- MATERIAL SUPPLIED:
----------------------------------------
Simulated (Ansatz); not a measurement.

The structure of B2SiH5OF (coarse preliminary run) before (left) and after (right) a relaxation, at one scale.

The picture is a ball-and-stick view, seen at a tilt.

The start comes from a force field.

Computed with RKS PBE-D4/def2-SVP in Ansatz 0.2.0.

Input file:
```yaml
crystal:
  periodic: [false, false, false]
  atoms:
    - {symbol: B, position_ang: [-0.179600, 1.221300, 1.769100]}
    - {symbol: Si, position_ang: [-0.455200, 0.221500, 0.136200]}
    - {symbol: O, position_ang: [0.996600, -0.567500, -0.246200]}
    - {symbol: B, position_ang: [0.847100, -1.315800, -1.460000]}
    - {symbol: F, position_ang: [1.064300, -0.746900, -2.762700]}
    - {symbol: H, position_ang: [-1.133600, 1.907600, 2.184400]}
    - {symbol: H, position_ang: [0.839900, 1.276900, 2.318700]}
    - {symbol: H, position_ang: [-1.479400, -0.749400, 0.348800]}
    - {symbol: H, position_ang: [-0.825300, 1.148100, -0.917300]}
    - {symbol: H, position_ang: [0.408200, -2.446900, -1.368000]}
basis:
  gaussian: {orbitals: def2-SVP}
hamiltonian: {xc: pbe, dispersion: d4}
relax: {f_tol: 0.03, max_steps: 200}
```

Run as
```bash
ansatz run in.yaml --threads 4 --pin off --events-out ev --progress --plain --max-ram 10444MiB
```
----------------------------------------

- ACTION ITEM: From the first line of the listing above through the line that contains "The start comes from a force field.", set down each line without alteration, and nothing else.

- WRITTEN ANSWER:
Simulated (Ansatz); not a measurement.

The structure of B2SiH5OF (coarse preliminary run) before (left) and after (right) a relaxation, at one scale.

The picture is a ball-and-stick view, seen at a tilt.

The start comes from a force field.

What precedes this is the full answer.